_Work item_:
Return each entry below without any alteration.

- - - -

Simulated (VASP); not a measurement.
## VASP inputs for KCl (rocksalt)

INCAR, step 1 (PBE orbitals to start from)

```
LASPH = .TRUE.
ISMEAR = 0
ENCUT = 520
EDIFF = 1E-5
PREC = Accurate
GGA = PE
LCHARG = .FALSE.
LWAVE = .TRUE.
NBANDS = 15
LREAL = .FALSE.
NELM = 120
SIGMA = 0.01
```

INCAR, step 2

- - - -

_Solution_:
Simulated (VASP); not a measurement.
## VASP inputs for KCl (rocksalt)

INCAR, step 1 (PBE orbitals to start from)

```
LASPH = .TRUE.
ISMEAR = 0
ENCUT = 520
EDIFF = 1E-5
PREC = Accurate
GGA = PE
LCHARG = .FALSE.
LWAVE = .TRUE.
NBANDS = 15
LREAL = .FALSE.
NELM = 120
SIGMA = 0.01
```

INCAR, step 2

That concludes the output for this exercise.